__Work order__.
In the listing below, locate the line containing "Functional | PBEsol |" and the line containing "Levels at points". Output both of them and every line between, exactly as written, and nothing more.

*** Input data ***

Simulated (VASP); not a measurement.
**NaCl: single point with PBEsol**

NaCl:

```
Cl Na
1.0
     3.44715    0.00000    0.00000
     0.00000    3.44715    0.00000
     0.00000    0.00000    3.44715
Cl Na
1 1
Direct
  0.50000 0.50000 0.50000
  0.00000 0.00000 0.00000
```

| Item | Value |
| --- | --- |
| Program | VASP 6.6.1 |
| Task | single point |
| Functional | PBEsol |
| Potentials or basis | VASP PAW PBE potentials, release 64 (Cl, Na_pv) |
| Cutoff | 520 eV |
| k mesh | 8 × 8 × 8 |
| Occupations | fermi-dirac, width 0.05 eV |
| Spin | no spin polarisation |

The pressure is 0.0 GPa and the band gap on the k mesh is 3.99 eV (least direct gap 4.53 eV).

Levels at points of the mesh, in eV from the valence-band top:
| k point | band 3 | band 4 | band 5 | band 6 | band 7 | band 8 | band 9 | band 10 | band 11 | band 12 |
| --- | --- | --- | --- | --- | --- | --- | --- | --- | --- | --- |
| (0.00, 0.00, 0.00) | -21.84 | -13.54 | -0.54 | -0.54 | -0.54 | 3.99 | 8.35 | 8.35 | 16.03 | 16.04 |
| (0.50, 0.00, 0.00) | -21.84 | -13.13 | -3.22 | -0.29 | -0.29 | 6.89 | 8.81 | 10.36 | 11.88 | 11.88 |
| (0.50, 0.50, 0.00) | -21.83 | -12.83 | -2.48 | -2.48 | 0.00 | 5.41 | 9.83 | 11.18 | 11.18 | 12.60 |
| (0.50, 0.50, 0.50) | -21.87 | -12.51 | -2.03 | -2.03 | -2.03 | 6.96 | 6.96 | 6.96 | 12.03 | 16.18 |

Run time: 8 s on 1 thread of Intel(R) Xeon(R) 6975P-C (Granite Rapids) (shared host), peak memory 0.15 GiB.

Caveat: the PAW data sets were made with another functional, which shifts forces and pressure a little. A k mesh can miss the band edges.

*** End of Input data ***

__Answer area__.
| Functional | PBEsol |
| Potentials or basis | VASP PAW PBE potentials, release 64 (Cl, Na_pv) |
| Cutoff | 520 eV |
| k mesh | 8 × 8 × 8 |
| Occupations | fermi-dirac, width 0.05 eV |
| Spin | no spin polarisation |

The pressure is 0.0 GPa and the band gap on the k mesh is 3.99 eV (least direct gap 4.53 eV).

Levels at points of the mesh, in eV from the valence-band top:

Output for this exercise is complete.